Provided information:
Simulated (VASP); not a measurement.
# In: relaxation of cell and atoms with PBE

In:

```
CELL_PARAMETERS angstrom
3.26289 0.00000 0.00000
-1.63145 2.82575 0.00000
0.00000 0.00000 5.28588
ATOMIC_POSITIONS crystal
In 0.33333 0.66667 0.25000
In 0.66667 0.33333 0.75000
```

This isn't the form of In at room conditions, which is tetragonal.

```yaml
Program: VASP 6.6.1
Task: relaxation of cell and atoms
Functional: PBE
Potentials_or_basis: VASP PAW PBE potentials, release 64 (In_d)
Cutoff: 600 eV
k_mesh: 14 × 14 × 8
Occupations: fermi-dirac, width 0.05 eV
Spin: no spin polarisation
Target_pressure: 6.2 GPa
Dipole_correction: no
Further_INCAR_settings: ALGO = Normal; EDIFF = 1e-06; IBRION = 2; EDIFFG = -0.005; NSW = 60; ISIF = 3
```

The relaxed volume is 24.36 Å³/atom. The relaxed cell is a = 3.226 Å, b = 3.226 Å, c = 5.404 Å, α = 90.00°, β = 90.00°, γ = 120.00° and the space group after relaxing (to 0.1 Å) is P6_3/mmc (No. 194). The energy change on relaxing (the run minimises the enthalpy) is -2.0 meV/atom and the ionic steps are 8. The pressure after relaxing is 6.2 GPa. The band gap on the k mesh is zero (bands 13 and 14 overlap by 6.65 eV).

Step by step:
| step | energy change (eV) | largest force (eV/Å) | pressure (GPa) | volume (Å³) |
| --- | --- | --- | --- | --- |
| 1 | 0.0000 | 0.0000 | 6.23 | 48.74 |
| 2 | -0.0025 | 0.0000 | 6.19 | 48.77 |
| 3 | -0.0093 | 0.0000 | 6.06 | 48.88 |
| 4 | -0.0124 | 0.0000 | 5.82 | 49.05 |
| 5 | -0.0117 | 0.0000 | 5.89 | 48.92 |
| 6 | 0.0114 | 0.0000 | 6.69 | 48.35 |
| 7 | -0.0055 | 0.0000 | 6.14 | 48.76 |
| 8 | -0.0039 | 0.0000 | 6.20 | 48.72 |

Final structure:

Exercise:
Please write out the material word for word from its first line through the line holding "6.20 | 48.72 |", including both, and no line past it.

Answer space:
Simulated (VASP); not a measurement.
# In: relaxation of cell and atoms with PBE

In:

```
CELL_PARAMETERS angstrom
3.26289 0.00000 0.00000
-1.63145 2.82575 0.00000
0.00000 0.00000 5.28588
ATOMIC_POSITIONS crystal
In 0.33333 0.66667 0.25000
In 0.66667 0.33333 0.75000
```

This isn't the form of In at room conditions, which is tetragonal.

```yaml
Program: VASP 6.6.1
Task: relaxation of cell and atoms
Functional: PBE
Potentials_or_basis: VASP PAW PBE potentials, release 64 (In_d)
Cutoff: 600 eV
k_mesh: 14 × 14 × 8
Occupations: fermi-dirac, width 0.05 eV
Spin: no spin polarisation
Target_pressure: 6.2 GPa
Dipole_correction: no
Further_INCAR_settings: ALGO = Normal; EDIFF = 1e-06; IBRION = 2; EDIFFG = -0.005; NSW = 60; ISIF = 3
```

The relaxed volume is 24.36 Å³/atom. The relaxed cell is a = 3.226 Å, b = 3.226 Å, c = 5.404 Å, α = 90.00°, β = 90.00°, γ = 120.00° and the space group after relaxing (to 0.1 Å) is P6_3/mmc (No. 194). The energy change on relaxing (the run minimises the enthalpy) is -2.0 meV/atom and the ionic steps are 8. The pressure after relaxing is 6.2 GPa. The band gap on the k mesh is zero (bands 13 and 14 overlap by 6.65 eV).

Step by step:
| step | energy change (eV) | largest force (eV/Å) | pressure (GPa) | volume (Å³) |
| --- | --- | --- | --- | --- |
| 1 | 0.0000 | 0.0000 | 6.23 | 48.74 |
| 2 | -0.0025 | 0.0000 | 6.19 | 48.77 |
| 3 | -0.0093 | 0.0000 | 6.06 | 48.88 |
| 4 | -0.0124 | 0.0000 | 5.82 | 49.05 |
| 5 | -0.0117 | 0.0000 | 5.89 | 48.92 |
| 6 | 0.0114 | 0.0000 | 6.69 | 48.35 |
| 7 | -0.0055 | 0.0000 | 6.14 | 48.76 |
| 8 | -0.0039 | 0.0000 | 6.20 | 48.72 |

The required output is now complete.